EXCERPTED RECORDS »
▶
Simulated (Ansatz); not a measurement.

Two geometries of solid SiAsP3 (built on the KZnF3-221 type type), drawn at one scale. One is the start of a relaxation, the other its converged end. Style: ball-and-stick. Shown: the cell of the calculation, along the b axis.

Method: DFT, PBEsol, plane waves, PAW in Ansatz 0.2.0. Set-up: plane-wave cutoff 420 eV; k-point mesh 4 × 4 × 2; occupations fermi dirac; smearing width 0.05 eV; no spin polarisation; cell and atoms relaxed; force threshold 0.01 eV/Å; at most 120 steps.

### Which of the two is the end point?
◀

BRIEF » Please transcribe the records exactly from their first line through the line holding "Method: DFT, PBEsol, plane", and leave out all others.

PROBLEM SOLUTION »
Simulated (Ansatz); not a measurement.

Two geometries of solid SiAsP3 (built on the KZnF3-221 type type), drawn at one scale. One is the start of a relaxation, the other its converged end. Style: ball-and-stick. Shown: the cell of the calculation, along the b axis.

Method: DFT, PBEsol, plane waves, PAW in Ansatz 0.2.0. Set-up: plane-wave cutoff 420 eV; k-point mesh 4 × 4 × 2; occupations fermi dirac; smearing width 0.05 eV; no spin polarisation; cell and atoms relaxed; force threshold 0.01 eV/Å; at most 120 steps.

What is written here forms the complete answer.